§ Assigned task
Return every line from the one with "Multiplet model: relativistic" through the one with "The main maxima", inclusive, exactly as it appears below.

%%
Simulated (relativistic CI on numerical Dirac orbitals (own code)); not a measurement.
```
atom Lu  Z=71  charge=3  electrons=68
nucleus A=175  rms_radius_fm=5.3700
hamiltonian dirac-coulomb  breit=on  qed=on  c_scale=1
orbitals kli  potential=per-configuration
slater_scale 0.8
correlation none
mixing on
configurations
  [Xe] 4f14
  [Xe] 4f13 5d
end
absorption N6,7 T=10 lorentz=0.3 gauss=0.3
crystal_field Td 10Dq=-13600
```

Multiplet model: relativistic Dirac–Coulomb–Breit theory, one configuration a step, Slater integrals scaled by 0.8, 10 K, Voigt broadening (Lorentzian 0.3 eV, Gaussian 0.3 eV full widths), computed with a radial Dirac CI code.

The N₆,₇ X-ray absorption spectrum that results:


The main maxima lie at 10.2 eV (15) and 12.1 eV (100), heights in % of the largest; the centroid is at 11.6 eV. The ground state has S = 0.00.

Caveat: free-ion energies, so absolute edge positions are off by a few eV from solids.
%%

§ Your response
Multiplet model: relativistic Dirac–Coulomb–Breit theory, one configuration a step, Slater integrals scaled by 0.8, 10 K, Voigt broadening (Lorentzian 0.3 eV, Gaussian 0.3 eV full widths), computed with a radial Dirac CI code.

The N₆,₇ X-ray absorption spectrum that results:


The main maxima lie at 10.2 eV (15) and 12.1 eV (100), heights in % of the largest; the centroid is at 11.6 eV. The ground state has S = 0.00.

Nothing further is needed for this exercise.